= = = =

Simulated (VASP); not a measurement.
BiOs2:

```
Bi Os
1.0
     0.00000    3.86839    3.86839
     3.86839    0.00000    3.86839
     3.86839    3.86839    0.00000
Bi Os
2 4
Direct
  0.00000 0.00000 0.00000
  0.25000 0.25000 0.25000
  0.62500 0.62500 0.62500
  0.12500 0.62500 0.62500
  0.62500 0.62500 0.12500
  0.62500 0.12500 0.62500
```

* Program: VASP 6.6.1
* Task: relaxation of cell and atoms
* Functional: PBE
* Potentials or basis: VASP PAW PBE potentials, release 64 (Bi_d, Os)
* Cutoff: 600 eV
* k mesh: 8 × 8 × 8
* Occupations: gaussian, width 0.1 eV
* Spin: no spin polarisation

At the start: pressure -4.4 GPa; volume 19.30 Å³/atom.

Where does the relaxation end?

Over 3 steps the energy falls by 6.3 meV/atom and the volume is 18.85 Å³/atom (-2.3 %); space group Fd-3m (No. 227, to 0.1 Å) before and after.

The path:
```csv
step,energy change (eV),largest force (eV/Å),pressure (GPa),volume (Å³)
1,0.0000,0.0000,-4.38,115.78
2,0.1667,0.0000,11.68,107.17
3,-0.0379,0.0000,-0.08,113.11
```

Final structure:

= = = =

ACTION ITEM: Copy the lines above exactly, from the very first through the one containing "width 0.1 eV", and include no other line.

RESPONSE AREA:
Simulated (VASP); not a measurement.
BiOs2:

```
Bi Os
1.0
     0.00000    3.86839    3.86839
     3.86839    0.00000    3.86839
     3.86839    3.86839    0.00000
Bi Os
2 4
Direct
  0.00000 0.00000 0.00000
  0.25000 0.25000 0.25000
  0.62500 0.62500 0.62500
  0.12500 0.62500 0.62500
  0.62500 0.62500 0.12500
  0.62500 0.12500 0.62500
```

* Program: VASP 6.6.1
* Task: relaxation of cell and atoms
* Functional: PBE
* Potentials or basis: VASP PAW PBE potentials, release 64 (Bi_d, Os)
* Cutoff: 600 eV
* k mesh: 8 × 8 × 8
* Occupations: gaussian, width 0.1 eV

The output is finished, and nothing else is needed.